Beginning at the line containing "Solution. CH₃BrZn ([CH3][Zn][Br])" in the material below and ending at the line containing "Solution. By the", return each line exactly and add nothing.

☆ ☆ ☆

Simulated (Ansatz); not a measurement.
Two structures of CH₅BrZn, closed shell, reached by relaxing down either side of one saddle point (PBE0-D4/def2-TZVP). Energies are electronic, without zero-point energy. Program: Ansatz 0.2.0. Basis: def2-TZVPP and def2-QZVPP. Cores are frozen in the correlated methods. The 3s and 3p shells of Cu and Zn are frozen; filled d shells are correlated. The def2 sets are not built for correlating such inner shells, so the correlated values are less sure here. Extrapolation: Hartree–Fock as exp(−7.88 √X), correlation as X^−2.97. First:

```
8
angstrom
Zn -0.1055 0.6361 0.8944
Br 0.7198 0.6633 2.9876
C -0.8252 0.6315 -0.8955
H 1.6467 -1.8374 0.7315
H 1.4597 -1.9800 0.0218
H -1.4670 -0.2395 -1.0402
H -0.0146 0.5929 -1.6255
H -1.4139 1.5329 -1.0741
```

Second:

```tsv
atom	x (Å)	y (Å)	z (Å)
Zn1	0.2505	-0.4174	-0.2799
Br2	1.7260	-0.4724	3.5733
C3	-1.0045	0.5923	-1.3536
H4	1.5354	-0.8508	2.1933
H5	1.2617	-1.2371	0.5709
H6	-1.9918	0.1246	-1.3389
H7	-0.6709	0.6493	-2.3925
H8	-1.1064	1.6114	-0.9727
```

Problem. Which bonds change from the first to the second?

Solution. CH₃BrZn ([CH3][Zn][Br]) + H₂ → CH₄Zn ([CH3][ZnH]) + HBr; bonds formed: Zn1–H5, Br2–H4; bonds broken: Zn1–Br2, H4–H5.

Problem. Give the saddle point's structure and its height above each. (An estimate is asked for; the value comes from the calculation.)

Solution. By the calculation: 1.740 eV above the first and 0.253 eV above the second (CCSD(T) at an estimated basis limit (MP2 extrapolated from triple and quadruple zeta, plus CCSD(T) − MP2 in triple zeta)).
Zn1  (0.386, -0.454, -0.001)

☆ ☆ ☆

## RESULT
Solution. CH₃BrZn ([CH3][Zn][Br]) + H₂ → CH₄Zn ([CH3][ZnH]) + HBr; bonds formed: Zn1–H5, Br2–H4; bonds broken: Zn1–Br2, H4–H5.

Problem. Give the saddle point's structure and its height above each. (An estimate is asked for; the value comes from the calculation.)

Solution. By the calculation: 1.740 eV above the first and 0.253 eV above the second (CCSD(T) at an estimated basis limit (MP2 extrapolated from triple and quadruple zeta, plus CCSD(T) − MP2 in triple zeta)).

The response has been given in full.